Work request:
Nothing outside the range below should be printed. Output exactly the lines from the line with "8.0; (c) 2.64." to the line with "Caveats: the PAW", both included.

=== Section Start ===

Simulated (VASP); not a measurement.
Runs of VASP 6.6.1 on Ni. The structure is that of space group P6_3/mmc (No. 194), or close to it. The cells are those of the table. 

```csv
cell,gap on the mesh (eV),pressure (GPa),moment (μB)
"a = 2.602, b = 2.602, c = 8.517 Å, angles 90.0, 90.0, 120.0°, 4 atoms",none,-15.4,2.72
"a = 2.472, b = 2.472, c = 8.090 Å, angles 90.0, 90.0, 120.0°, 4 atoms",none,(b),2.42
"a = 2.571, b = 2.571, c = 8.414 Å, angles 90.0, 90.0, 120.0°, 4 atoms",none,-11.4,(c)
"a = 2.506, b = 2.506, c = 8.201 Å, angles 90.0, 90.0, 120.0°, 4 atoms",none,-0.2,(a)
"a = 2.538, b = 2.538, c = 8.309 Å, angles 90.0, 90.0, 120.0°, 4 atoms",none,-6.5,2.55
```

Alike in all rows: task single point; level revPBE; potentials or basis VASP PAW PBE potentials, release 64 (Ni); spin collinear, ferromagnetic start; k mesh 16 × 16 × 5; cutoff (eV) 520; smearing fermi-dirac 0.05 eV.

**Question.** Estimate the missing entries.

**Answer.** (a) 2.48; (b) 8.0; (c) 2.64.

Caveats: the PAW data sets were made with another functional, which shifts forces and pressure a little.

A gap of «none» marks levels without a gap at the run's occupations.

=== Section End ===

Problem solution:
**Answer.** (a) 2.48; (b) 8.0; (c) 2.64.

Caveats: the PAW data sets were made with another functional, which shifts forces and pressure a little.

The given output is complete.